Content starts

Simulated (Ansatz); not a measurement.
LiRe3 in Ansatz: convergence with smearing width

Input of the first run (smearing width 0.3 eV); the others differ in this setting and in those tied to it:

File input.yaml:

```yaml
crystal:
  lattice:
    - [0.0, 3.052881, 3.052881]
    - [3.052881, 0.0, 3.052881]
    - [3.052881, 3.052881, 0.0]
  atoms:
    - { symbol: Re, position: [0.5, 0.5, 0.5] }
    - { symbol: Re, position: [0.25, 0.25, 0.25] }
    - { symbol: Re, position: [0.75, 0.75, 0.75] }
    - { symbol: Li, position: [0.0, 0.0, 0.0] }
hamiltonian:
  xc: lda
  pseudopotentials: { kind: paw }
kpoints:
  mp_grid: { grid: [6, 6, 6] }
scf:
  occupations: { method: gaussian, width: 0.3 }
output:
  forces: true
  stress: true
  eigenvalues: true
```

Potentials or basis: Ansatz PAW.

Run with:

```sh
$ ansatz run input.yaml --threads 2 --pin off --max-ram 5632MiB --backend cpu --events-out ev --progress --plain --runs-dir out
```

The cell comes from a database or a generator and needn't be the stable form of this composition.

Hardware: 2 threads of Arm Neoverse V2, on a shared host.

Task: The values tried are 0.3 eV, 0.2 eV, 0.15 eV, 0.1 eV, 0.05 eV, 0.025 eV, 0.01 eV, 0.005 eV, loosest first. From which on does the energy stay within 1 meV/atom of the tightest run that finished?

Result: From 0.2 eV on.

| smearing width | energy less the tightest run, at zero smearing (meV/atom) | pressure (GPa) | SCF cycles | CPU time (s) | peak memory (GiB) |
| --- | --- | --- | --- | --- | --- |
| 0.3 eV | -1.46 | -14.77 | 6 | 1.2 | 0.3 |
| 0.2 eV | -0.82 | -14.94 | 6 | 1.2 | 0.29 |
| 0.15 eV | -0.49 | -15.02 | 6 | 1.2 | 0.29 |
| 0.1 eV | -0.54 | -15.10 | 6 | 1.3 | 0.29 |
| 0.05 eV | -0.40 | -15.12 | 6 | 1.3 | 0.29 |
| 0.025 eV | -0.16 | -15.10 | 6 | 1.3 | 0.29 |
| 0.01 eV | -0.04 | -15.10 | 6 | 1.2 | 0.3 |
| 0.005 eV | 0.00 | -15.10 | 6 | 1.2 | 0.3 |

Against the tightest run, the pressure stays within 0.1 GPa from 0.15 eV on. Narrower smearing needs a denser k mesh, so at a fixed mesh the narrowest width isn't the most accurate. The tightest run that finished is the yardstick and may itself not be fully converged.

Content ends

» REQUIREMENT
Print only what lies in the material above starting at the line with "Result: From 0.2 eV on." and ending at the line with "-14.94 | 6 | 1.2 | 0.29 |", every line exactly as given.

» RESULT
Result: From 0.2 eV on.

| smearing width | energy less the tightest run, at zero smearing (meV/atom) | pressure (GPa) | SCF cycles | CPU time (s) | peak memory (GiB) |
| --- | --- | --- | --- | --- | --- |
| 0.3 eV | -1.46 | -14.77 | 6 | 1.2 | 0.3 |
| 0.2 eV | -0.82 | -14.94 | 6 | 1.2 | 0.29 |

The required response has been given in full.